⟨

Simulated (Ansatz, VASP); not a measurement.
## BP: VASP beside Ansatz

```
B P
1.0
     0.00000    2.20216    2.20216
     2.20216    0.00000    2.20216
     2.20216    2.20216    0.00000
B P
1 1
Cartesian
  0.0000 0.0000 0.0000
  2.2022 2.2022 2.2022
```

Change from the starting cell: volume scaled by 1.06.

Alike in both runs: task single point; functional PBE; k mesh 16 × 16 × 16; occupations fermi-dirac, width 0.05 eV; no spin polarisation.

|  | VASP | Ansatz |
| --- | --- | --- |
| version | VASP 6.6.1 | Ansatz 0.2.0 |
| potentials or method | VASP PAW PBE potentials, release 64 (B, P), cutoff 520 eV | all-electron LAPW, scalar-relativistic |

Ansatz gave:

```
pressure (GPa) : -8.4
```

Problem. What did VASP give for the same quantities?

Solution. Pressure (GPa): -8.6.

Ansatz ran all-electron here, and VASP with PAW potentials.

⟩

▶ _Required action_
Reproduce, exactly and without additions, the run of lines from the start of the listing above to the line bearing "Solution. Pressure (GPa): -8.6.", inclusive.

▶ _Your response_
Simulated (Ansatz, VASP); not a measurement.
## BP: VASP beside Ansatz

```
B P
1.0
     0.00000    2.20216    2.20216
     2.20216    0.00000    2.20216
     2.20216    2.20216    0.00000
B P
1 1
Cartesian
  0.0000 0.0000 0.0000
  2.2022 2.2022 2.2022
```

Change from the starting cell: volume scaled by 1.06.

Alike in both runs: task single point; functional PBE; k mesh 16 × 16 × 16; occupations fermi-dirac, width 0.05 eV; no spin polarisation.

|  | VASP | Ansatz |
| --- | --- | --- |
| version | VASP 6.6.1 | Ansatz 0.2.0 |
| potentials or method | VASP PAW PBE potentials, release 64 (B, P), cutoff 520 eV | all-electron LAPW, scalar-relativistic |

Ansatz gave:

```
pressure (GPa) : -8.4
```

Problem. What did VASP give for the same quantities?

Solution. Pressure (GPa): -8.6.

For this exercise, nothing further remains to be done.